• Assigned task: Exactly the lines from the first line of the listing through the line containing "Answer: (a) 7.18; (b) 7.21." should appear in the output, unchanged.

• Listed records:
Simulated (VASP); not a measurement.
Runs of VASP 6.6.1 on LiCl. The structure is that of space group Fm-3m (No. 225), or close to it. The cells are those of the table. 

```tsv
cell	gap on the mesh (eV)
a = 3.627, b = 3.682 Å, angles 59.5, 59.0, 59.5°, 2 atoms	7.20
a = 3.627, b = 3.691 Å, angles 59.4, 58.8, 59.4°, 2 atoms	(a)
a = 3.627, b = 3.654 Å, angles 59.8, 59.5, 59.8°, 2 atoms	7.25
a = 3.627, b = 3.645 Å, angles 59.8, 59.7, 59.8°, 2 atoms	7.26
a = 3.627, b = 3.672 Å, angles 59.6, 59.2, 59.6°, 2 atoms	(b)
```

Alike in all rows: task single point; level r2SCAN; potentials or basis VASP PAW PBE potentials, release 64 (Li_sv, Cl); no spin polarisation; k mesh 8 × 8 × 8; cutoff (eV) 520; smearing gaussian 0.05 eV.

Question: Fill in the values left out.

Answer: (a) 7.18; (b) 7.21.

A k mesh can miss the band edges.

• Written solution:
Simulated (VASP); not a measurement.
Runs of VASP 6.6.1 on LiCl. The structure is that of space group Fm-3m (No. 225), or close to it. The cells are those of the table. 

```tsv
cell	gap on the mesh (eV)
a = 3.627, b = 3.682 Å, angles 59.5, 59.0, 59.5°, 2 atoms	7.20
a = 3.627, b = 3.691 Å, angles 59.4, 58.8, 59.4°, 2 atoms	(a)
a = 3.627, b = 3.654 Å, angles 59.8, 59.5, 59.8°, 2 atoms	7.25
a = 3.627, b = 3.645 Å, angles 59.8, 59.7, 59.8°, 2 atoms	7.26
a = 3.627, b = 3.672 Å, angles 59.6, 59.2, 59.6°, 2 atoms	(b)
```

Alike in all rows: task single point; level r2SCAN; potentials or basis VASP PAW PBE potentials, release 64 (Li_sv, Cl); no spin polarisation; k mesh 8 × 8 × 8; cutoff (eV) 520; smearing gaussian 0.05 eV.

Question: Fill in the values left out.

Answer: (a) 7.18; (b) 7.21.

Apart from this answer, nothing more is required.